- **ACTIVITY**
Write out, from the entries below, exactly the lines that run between the lines holding "Layer 1 from" and "0.15 | 3.082e-10 |", inclusive, and stop there.

- **RECORD EXCERPTS**
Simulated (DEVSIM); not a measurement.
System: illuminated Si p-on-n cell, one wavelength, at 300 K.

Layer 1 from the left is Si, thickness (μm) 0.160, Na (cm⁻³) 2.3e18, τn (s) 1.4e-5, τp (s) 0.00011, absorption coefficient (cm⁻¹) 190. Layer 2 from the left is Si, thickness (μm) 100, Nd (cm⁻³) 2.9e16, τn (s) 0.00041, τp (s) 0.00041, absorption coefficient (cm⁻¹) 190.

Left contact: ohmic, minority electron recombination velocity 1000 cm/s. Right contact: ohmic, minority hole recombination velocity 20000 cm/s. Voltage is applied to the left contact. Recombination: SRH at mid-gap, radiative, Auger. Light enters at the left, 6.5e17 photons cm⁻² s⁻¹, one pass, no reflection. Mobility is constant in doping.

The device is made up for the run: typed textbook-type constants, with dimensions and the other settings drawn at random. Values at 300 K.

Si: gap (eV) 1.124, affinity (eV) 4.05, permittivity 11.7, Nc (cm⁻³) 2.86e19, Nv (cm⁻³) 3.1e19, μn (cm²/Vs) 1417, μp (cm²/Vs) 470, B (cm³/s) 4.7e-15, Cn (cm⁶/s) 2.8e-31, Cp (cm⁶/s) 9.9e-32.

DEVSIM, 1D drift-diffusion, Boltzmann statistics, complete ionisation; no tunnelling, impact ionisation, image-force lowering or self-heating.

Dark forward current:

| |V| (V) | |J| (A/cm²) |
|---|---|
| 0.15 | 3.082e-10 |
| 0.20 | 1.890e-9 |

- **RESPONSE AREA**
Layer 1 from the left is Si, thickness (μm) 0.160, Na (cm⁻³) 2.3e18, τn (s) 1.4e-5, τp (s) 0.00011, absorption coefficient (cm⁻¹) 190. Layer 2 from the left is Si, thickness (μm) 100, Nd (cm⁻³) 2.9e16, τn (s) 0.00041, τp (s) 0.00041, absorption coefficient (cm⁻¹) 190.

Left contact: ohmic, minority electron recombination velocity 1000 cm/s. Right contact: ohmic, minority hole recombination velocity 20000 cm/s. Voltage is applied to the left contact. Recombination: SRH at mid-gap, radiative, Auger. Light enters at the left, 6.5e17 photons cm⁻² s⁻¹, one pass, no reflection. Mobility is constant in doping.

The device is made up for the run: typed textbook-type constants, with dimensions and the other settings drawn at random. Values at 300 K.

Si: gap (eV) 1.124, affinity (eV) 4.05, permittivity 11.7, Nc (cm⁻³) 2.86e19, Nv (cm⁻³) 3.1e19, μn (cm²/Vs) 1417, μp (cm²/Vs) 470, B (cm³/s) 4.7e-15, Cn (cm⁶/s) 2.8e-31, Cp (cm⁶/s) 9.9e-32.

DEVSIM, 1D drift-diffusion, Boltzmann statistics, complete ionisation; no tunnelling, impact ionisation, image-force lowering or self-heating.

Dark forward current:

| |V| (V) | |J| (A/cm²) |
|---|---|
| 0.15 | 3.082e-10 |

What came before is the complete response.